* Entries shown:
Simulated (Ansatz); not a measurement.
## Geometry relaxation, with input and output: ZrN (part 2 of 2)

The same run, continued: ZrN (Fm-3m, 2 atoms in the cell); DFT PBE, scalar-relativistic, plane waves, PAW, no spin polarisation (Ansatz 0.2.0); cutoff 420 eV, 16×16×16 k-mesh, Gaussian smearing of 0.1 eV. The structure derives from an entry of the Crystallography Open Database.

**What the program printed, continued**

* Work instruction:
Your task is to reproduce the entries exactly, starting at the first line and ending with the line containing "## Geometry relaxation, with".

* Written reply:
Simulated (Ansatz); not a measurement.
## Geometry relaxation, with input and output: ZrN (part 2 of 2)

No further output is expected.